Your output should be the lines of the entries below, exactly, from the first one through the line that holds "Wanted: errors and".

• **GIVEN DATA**:
══════════════════════════════
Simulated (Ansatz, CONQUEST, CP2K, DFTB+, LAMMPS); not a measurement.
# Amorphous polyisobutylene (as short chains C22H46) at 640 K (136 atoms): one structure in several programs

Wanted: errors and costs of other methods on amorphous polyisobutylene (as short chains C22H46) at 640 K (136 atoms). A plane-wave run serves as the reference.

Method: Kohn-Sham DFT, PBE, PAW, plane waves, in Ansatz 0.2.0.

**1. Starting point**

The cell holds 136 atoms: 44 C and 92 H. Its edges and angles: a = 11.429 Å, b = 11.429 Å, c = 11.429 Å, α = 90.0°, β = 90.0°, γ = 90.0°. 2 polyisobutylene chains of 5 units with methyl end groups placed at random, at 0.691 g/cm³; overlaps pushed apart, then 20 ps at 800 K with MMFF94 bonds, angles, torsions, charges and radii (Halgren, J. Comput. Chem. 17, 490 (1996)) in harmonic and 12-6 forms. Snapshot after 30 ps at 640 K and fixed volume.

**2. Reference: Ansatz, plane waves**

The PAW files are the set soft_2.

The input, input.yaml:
══════════════════════════════

• **RESPONSE**:
Simulated (Ansatz, CONQUEST, CP2K, DFTB+, LAMMPS); not a measurement.
# Amorphous polyisobutylene (as short chains C22H46) at 640 K (136 atoms): one structure in several programs

Wanted: errors and costs of other methods on amorphous polyisobutylene (as short chains C22H46) at 640 K (136 atoms). A plane-wave run serves as the reference.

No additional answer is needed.